Only one stretch of the listing below is wanted: every line from the first to the line containing "The structures (standard", set down exactly.

Source material:
___

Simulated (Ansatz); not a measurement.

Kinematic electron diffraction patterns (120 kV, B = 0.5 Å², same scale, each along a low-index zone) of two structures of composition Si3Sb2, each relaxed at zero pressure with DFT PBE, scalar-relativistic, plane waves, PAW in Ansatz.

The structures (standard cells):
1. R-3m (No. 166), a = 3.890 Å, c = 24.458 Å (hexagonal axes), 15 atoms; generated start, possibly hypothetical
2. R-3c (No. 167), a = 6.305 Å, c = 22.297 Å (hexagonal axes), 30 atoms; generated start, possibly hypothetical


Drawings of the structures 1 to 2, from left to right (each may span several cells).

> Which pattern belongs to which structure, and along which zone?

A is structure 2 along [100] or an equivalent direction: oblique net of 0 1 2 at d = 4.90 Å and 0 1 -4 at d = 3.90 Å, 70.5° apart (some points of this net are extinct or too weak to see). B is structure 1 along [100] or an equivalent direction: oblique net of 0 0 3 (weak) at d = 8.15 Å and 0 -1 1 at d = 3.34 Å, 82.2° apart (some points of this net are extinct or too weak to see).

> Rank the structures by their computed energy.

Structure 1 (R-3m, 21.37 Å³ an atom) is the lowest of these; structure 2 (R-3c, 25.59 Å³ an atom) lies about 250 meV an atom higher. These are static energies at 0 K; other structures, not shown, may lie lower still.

___

Task answer:
Simulated (Ansatz); not a measurement.

Kinematic electron diffraction patterns (120 kV, B = 0.5 Å², same scale, each along a low-index zone) of two structures of composition Si3Sb2, each relaxed at zero pressure with DFT PBE, scalar-relativistic, plane waves, PAW in Ansatz.

The structures (standard cells):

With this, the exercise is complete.